* SUPPLIED MATERIAL
[Start of section]

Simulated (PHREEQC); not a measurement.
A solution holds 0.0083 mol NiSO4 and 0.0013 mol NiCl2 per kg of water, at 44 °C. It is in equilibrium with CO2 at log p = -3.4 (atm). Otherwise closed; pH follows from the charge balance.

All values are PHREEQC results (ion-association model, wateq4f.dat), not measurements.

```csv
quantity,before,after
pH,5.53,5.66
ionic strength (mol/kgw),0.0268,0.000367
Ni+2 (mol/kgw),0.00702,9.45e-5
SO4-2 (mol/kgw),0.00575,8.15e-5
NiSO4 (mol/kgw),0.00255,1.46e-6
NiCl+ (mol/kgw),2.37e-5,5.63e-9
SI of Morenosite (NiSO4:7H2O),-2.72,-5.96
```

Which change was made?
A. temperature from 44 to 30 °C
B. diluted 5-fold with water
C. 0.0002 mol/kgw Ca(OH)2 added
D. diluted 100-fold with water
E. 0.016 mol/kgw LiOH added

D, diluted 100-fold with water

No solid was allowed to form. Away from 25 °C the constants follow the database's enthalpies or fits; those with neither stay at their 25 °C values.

[End of section]

* TASK ITEM
Repeat exactly the lines of the listing above, from the one with "B. diluted 5-fold with water" down to the one with "D, diluted 100-fold with water"; both of those lines belong in the range.

* YOUR RESPONSE
B. diluted 5-fold with water
C. 0.0002 mol/kgw Ca(OH)2 added
D. diluted 100-fold with water
E. 0.016 mol/kgw LiOH added

D, diluted 100-fold with water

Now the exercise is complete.